| WORK REQUEST |
Reproduce only the stretch of entries below that begins at the first line and ends at the line holding "Aim: predict the".

============

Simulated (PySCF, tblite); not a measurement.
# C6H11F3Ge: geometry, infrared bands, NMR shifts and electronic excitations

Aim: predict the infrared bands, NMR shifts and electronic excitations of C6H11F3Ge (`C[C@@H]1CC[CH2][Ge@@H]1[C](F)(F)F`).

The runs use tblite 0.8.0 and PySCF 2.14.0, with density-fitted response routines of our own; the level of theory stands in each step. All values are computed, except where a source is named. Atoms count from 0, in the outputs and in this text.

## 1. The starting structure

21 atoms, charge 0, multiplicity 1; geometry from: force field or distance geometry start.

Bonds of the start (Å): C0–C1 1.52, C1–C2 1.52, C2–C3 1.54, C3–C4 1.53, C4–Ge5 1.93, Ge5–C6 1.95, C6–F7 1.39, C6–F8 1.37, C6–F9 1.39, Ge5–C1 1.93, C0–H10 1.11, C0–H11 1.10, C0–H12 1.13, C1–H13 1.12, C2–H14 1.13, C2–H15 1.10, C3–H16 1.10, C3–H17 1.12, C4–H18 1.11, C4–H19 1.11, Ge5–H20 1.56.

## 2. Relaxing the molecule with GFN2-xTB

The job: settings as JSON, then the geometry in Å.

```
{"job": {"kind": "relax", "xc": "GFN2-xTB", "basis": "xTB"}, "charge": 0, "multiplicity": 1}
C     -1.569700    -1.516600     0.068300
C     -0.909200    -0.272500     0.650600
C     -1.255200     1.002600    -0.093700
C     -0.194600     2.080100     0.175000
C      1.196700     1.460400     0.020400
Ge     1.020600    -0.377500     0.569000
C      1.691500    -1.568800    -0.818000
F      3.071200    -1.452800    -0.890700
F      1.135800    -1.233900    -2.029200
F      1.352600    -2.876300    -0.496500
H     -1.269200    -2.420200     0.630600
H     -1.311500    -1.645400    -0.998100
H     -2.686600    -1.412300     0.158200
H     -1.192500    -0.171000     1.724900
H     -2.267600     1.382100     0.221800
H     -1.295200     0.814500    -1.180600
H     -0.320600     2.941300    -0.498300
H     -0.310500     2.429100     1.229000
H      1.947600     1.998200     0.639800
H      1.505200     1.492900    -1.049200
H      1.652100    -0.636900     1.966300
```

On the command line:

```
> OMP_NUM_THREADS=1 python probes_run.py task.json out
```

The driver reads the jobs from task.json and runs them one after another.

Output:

============

| ANSWER AREA |
Simulated (PySCF, tblite); not a measurement.
# C6H11F3Ge: geometry, infrared bands, NMR shifts and electronic excitations

Aim: predict the infrared bands, NMR shifts and electronic excitations of C6H11F3Ge (`C[C@@H]1CC[CH2][Ge@@H]1[C](F)(F)F`).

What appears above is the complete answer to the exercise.